WORK ORDER
Taking the line with "Task: Which symmetry" as the first and the line with "Result: Space group" as the last, set down exactly every line in that range from the entries below, and no more.

DATA EXCERPTS
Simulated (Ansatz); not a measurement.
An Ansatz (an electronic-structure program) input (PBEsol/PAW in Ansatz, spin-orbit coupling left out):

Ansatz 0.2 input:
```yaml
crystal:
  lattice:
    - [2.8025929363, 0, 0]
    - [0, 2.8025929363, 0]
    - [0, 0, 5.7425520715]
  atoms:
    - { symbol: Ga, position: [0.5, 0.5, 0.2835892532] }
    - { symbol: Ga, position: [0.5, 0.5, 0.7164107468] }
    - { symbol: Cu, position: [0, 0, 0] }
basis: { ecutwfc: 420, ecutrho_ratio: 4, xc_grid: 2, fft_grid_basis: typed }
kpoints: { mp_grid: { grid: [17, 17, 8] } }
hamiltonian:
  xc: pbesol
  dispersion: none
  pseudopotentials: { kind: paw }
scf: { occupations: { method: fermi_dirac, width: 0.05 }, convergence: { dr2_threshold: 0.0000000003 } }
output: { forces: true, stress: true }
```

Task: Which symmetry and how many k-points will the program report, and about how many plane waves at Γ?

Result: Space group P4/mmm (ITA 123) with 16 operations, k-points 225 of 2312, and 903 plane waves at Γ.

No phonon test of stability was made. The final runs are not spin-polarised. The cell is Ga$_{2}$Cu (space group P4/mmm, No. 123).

EXERCISE RESULT
Task: Which symmetry and how many k-points will the program report, and about how many plane waves at Γ?

Result: Space group P4/mmm (ITA 123) with 16 operations, k-points 225 of 2312, and 903 plane waves at Γ.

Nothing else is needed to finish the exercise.